· · · ·

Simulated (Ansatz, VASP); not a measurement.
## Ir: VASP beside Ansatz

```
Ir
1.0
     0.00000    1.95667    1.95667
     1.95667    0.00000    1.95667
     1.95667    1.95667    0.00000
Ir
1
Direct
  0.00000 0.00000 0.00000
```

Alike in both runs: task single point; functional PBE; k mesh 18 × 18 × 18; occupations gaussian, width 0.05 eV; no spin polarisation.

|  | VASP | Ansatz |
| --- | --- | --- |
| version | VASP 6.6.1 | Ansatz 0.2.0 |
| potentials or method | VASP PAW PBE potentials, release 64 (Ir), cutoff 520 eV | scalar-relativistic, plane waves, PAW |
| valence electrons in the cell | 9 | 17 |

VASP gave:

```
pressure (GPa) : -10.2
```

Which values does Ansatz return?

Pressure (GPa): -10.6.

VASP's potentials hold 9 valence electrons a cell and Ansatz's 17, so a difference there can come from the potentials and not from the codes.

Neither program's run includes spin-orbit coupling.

· · · ·

__BRIEF__. Please transcribe the material line by line, exactly, from its opening line through the line that contains "VASP's potentials hold".

__TASK SOLUTION__.
Simulated (Ansatz, VASP); not a measurement.
## Ir: VASP beside Ansatz

```
Ir
1.0
     0.00000    1.95667    1.95667
     1.95667    0.00000    1.95667
     1.95667    1.95667    0.00000
Ir
1
Direct
  0.00000 0.00000 0.00000
```

Alike in both runs: task single point; functional PBE; k mesh 18 × 18 × 18; occupations gaussian, width 0.05 eV; no spin polarisation.

|  | VASP | Ansatz |
| --- | --- | --- |
| version | VASP 6.6.1 | Ansatz 0.2.0 |
| potentials or method | VASP PAW PBE potentials, release 64 (Ir), cutoff 520 eV | scalar-relativistic, plane waves, PAW |
| valence electrons in the cell | 9 | 17 |

VASP gave:

```
pressure (GPa) : -10.2
```

Which values does Ansatz return?

Pressure (GPa): -10.6.

VASP's potentials hold 9 valence electrons a cell and Ansatz's 17, so a difference there can come from the potentials and not from the codes.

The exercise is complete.